WORK REQUEST: What you need to produce from the material below is an exact transcription of the lines from the one with "Basis-set convergence for Sn28+" through the one with "The reference run has", both included, and no other line.

PROVIDED RECORDS:
────────
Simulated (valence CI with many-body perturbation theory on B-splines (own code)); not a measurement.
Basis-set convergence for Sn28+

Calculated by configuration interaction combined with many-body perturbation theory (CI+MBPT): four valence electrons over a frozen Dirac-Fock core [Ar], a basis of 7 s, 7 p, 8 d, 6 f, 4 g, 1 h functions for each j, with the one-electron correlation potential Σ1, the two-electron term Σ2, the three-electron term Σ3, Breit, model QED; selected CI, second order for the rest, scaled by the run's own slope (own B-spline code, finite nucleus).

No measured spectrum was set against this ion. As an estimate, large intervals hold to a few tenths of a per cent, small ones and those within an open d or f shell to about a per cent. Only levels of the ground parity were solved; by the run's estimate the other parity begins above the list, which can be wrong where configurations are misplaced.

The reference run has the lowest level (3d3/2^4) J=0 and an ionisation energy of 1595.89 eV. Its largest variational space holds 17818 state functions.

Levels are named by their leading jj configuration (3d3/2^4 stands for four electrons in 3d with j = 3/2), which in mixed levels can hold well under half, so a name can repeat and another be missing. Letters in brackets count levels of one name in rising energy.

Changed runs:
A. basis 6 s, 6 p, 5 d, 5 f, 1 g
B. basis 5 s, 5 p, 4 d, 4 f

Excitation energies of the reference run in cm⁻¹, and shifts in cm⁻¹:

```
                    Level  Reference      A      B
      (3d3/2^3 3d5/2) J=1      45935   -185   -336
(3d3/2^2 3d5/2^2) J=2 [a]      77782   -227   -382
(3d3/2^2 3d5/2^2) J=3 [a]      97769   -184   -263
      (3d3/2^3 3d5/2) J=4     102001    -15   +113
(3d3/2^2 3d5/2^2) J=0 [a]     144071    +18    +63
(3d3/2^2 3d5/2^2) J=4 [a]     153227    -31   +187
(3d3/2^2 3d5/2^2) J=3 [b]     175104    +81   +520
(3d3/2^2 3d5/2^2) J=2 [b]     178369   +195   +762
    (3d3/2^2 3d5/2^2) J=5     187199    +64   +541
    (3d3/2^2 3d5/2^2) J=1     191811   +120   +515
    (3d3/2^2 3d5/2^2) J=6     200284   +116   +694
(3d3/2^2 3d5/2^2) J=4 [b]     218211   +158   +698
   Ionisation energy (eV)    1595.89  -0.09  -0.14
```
────────

ANSWER BOX:
Basis-set convergence for Sn28+

Calculated by configuration interaction combined with many-body perturbation theory (CI+MBPT): four valence electrons over a frozen Dirac-Fock core [Ar], a basis of 7 s, 7 p, 8 d, 6 f, 4 g, 1 h functions for each j, with the one-electron correlation potential Σ1, the two-electron term Σ2, the three-electron term Σ3, Breit, model QED; selected CI, second order for the rest, scaled by the run's own slope (own B-spline code, finite nucleus).

No measured spectrum was set against this ion. As an estimate, large intervals hold to a few tenths of a per cent, small ones and those within an open d or f shell to about a per cent. Only levels of the ground parity were solved; by the run's estimate the other parity begins above the list, which can be wrong where configurations are misplaced.

The reference run has the lowest level (3d3/2^4) J=0 and an ionisation energy of 1595.89 eV. Its largest variational space holds 17818 state functions.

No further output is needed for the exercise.